*** Record excerpts Section Begins ***

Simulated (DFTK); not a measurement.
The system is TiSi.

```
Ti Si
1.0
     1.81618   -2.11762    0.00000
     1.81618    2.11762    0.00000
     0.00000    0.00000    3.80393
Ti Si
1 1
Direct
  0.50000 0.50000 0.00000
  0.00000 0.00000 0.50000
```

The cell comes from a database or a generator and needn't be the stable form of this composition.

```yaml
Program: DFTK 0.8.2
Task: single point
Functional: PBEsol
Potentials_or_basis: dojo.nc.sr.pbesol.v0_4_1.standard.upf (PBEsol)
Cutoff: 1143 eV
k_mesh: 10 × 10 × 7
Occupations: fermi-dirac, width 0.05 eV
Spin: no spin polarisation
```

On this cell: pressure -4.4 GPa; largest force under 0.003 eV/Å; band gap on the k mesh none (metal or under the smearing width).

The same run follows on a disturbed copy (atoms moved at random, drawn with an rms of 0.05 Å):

*** Record excerpts Section Ends ***

▶ _Work task_
A verbatim copy of all the entries is the expected result.

▶ _Answer area_
Simulated (DFTK); not a measurement.
The system is TiSi.

```
Ti Si
1.0
     1.81618   -2.11762    0.00000
     1.81618    2.11762    0.00000
     0.00000    0.00000    3.80393
Ti Si
1 1
Direct
  0.50000 0.50000 0.00000
  0.00000 0.00000 0.50000
```

The cell comes from a database or a generator and needn't be the stable form of this composition.

```yaml
Program: DFTK 0.8.2
Task: single point
Functional: PBEsol
Potentials_or_basis: dojo.nc.sr.pbesol.v0_4_1.standard.upf (PBEsol)
Cutoff: 1143 eV
k_mesh: 10 × 10 × 7
Occupations: fermi-dirac, width 0.05 eV
Spin: no spin polarisation
```

On this cell: pressure -4.4 GPa; largest force under 0.003 eV/Å; band gap on the k mesh none (metal or under the smearing width).

The same run follows on a disturbed copy (atoms moved at random, drawn with an rms of 0.05 Å):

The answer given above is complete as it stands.